● **Data extract**:
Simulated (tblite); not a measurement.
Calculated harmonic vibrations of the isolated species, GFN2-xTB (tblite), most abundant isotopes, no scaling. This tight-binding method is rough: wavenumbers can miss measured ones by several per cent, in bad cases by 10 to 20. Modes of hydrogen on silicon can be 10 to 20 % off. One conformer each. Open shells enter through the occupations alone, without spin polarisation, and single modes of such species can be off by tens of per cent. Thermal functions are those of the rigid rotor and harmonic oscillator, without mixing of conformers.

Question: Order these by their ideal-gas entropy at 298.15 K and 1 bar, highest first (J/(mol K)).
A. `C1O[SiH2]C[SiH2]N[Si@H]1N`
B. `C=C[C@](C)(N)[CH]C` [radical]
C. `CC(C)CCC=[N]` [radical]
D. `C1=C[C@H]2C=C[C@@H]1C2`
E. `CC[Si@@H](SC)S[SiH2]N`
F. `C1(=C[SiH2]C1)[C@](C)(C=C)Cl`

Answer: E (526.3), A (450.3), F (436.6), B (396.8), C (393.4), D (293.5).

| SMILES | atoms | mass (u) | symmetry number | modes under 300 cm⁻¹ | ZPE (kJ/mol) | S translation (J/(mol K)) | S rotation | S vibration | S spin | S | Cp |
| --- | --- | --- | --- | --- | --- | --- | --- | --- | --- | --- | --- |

● **Requirement**: Write out all of the records exactly as they stand above.

● **Problem solution**:
Simulated (tblite); not a measurement.
Calculated harmonic vibrations of the isolated species, GFN2-xTB (tblite), most abundant isotopes, no scaling. This tight-binding method is rough: wavenumbers can miss measured ones by several per cent, in bad cases by 10 to 20. Modes of hydrogen on silicon can be 10 to 20 % off. One conformer each. Open shells enter through the occupations alone, without spin polarisation, and single modes of such species can be off by tens of per cent. Thermal functions are those of the rigid rotor and harmonic oscillator, without mixing of conformers.

Question: Order these by their ideal-gas entropy at 298.15 K and 1 bar, highest first (J/(mol K)).
A. `C1O[SiH2]C[SiH2]N[Si@H]1N`
B. `C=C[C@](C)(N)[CH]C` [radical]
C. `CC(C)CCC=[N]` [radical]
D. `C1=C[C@H]2C=C[C@@H]1C2`
E. `CC[Si@@H](SC)S[SiH2]N`
F. `C1(=C[SiH2]C1)[C@](C)(C=C)Cl`

Answer: E (526.3), A (450.3), F (436.6), B (396.8), C (393.4), D (293.5).

| SMILES | atoms | mass (u) | symmetry number | modes under 300 cm⁻¹ | ZPE (kJ/mol) | S translation (J/(mol K)) | S rotation | S vibration | S spin | S | Cp |
| --- | --- | --- | --- | --- | --- | --- | --- | --- | --- | --- | --- |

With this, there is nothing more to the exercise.